- _Data for review_:
--*--

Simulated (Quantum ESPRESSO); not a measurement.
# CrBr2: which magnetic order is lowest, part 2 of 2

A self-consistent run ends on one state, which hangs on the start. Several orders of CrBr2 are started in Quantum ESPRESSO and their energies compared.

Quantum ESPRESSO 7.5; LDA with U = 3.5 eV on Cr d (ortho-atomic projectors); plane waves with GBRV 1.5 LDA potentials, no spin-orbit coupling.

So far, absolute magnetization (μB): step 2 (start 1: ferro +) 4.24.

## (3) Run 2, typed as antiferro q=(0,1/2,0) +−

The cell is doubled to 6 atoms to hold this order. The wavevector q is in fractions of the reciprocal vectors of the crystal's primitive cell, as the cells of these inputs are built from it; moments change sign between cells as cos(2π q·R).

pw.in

--*--

- _Brief_: Once you have read the records above, output each of them verbatim.

- _Task result_:
Simulated (Quantum ESPRESSO); not a measurement.
# CrBr2: which magnetic order is lowest, part 2 of 2

A self-consistent run ends on one state, which hangs on the start. Several orders of CrBr2 are started in Quantum ESPRESSO and their energies compared.

Quantum ESPRESSO 7.5; LDA with U = 3.5 eV on Cr d (ortho-atomic projectors); plane waves with GBRV 1.5 LDA potentials, no spin-orbit coupling.

So far, absolute magnetization (μB): step 2 (start 1: ferro +) 4.24.

## (3) Run 2, typed as antiferro q=(0,1/2,0) +−

The cell is doubled to 6 atoms to hold this order. The wavevector q is in fractions of the reciprocal vectors of the crystal's primitive cell, as the cells of these inputs are built from it; moments change sign between cells as cos(2π q·R).

pw.in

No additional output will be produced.